> [INFORMATION PROVIDED]:
= Beginning of Section =

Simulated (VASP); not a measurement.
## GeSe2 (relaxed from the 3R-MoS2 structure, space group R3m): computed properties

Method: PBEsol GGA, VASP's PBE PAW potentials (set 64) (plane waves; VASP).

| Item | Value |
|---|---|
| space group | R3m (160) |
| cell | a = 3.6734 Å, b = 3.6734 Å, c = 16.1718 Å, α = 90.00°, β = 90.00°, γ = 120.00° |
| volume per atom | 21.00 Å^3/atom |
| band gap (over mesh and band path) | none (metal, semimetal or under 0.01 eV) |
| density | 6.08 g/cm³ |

= End of Section =

> [ACTIVITY]: Output the full listing above without altering a single word.

> [ANSWER SECTION]:
Simulated (VASP); not a measurement.
## GeSe2 (relaxed from the 3R-MoS2 structure, space group R3m): computed properties

Method: PBEsol GGA, VASP's PBE PAW potentials (set 64) (plane waves; VASP).

| Item | Value |
|---|---|
| space group | R3m (160) |
| cell | a = 3.6734 Å, b = 3.6734 Å, c = 16.1718 Å, α = 90.00°, β = 90.00°, γ = 120.00° |
| volume per atom | 21.00 Å^3/atom |
| band gap (over mesh and band path) | none (metal, semimetal or under 0.01 eV) |
| density | 6.08 g/cm³ |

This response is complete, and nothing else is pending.